If a line comes after the one containing "Ansatz 0.2.0 |", leave it out; copy every line before it, and that line too, exactly as written, starting from the first line of the entries.

Provided material —
● ● ● ● ●

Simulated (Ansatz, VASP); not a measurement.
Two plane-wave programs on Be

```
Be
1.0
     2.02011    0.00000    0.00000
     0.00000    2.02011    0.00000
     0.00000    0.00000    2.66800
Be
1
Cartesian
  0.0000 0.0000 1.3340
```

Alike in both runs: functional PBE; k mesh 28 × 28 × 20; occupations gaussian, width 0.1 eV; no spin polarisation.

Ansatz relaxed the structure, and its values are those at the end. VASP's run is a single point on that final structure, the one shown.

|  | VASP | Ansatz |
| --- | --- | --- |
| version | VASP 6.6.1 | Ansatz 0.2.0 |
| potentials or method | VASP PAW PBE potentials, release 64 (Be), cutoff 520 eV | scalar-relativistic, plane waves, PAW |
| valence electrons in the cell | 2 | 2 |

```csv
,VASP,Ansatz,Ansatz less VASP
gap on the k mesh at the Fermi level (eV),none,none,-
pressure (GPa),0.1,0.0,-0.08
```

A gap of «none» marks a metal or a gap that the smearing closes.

● ● ● ● ●

Response box —
Simulated (Ansatz, VASP); not a measurement.
Two plane-wave programs on Be

```
Be
1.0
     2.02011    0.00000    0.00000
     0.00000    2.02011    0.00000
     0.00000    0.00000    2.66800
Be
1
Cartesian
  0.0000 0.0000 1.3340
```

Alike in both runs: functional PBE; k mesh 28 × 28 × 20; occupations gaussian, width 0.1 eV; no spin polarisation.

Ansatz relaxed the structure, and its values are those at the end. VASP's run is a single point on that final structure, the one shown.

|  | VASP | Ansatz |
| --- | --- | --- |
| version | VASP 6.6.1 | Ansatz 0.2.0 |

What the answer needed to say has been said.